Listed records.
*** Begin section ***

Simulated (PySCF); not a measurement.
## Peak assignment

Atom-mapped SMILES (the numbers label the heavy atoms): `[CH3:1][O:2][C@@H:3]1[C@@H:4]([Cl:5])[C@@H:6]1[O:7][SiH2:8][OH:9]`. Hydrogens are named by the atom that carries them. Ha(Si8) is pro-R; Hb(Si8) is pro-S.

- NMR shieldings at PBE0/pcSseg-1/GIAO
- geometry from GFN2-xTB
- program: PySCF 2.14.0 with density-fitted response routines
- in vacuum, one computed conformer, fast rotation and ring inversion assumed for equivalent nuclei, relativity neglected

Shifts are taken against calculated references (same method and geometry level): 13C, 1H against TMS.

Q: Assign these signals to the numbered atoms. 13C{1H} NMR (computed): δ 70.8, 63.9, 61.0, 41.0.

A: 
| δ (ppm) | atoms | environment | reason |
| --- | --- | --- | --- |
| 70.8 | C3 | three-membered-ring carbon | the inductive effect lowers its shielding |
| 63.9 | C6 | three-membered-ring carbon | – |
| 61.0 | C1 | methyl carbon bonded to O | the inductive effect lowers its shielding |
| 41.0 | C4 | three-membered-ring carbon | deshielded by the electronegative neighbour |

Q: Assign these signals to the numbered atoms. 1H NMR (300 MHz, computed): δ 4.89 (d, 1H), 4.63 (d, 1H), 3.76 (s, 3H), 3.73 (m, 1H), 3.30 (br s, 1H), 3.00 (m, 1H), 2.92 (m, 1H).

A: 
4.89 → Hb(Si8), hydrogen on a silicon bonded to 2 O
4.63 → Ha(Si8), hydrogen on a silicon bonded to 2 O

*** End section ***

Work instruction. Please retype all of the lines above exactly as they stand.

Task output.
Simulated (PySCF); not a measurement.
## Peak assignment

Atom-mapped SMILES (the numbers label the heavy atoms): `[CH3:1][O:2][C@@H:3]1[C@@H:4]([Cl:5])[C@@H:6]1[O:7][SiH2:8][OH:9]`. Hydrogens are named by the atom that carries them. Ha(Si8) is pro-R; Hb(Si8) is pro-S.

- NMR shieldings at PBE0/pcSseg-1/GIAO
- geometry from GFN2-xTB
- program: PySCF 2.14.0 with density-fitted response routines
- in vacuum, one computed conformer, fast rotation and ring inversion assumed for equivalent nuclei, relativity neglected

Shifts are taken against calculated references (same method and geometry level): 13C, 1H against TMS.

Q: Assign these signals to the numbered atoms. 13C{1H} NMR (computed): δ 70.8, 63.9, 61.0, 41.0.

A: 
| δ (ppm) | atoms | environment | reason |
| --- | --- | --- | --- |
| 70.8 | C3 | three-membered-ring carbon | the inductive effect lowers its shielding |
| 63.9 | C6 | three-membered-ring carbon | – |
| 61.0 | C1 | methyl carbon bonded to O | the inductive effect lowers its shielding |
| 41.0 | C4 | three-membered-ring carbon | deshielded by the electronegative neighbour |

Q: Assign these signals to the numbered atoms. 1H NMR (300 MHz, computed): δ 4.89 (d, 1H), 4.63 (d, 1H), 3.76 (s, 3H), 3.73 (m, 1H), 3.30 (br s, 1H), 3.00 (m, 1H), 2.92 (m, 1H).

A: 
4.89 → Hb(Si8), hydrogen on a silicon bonded to 2 O
4.63 → Ha(Si8), hydrogen on a silicon bonded to 2 O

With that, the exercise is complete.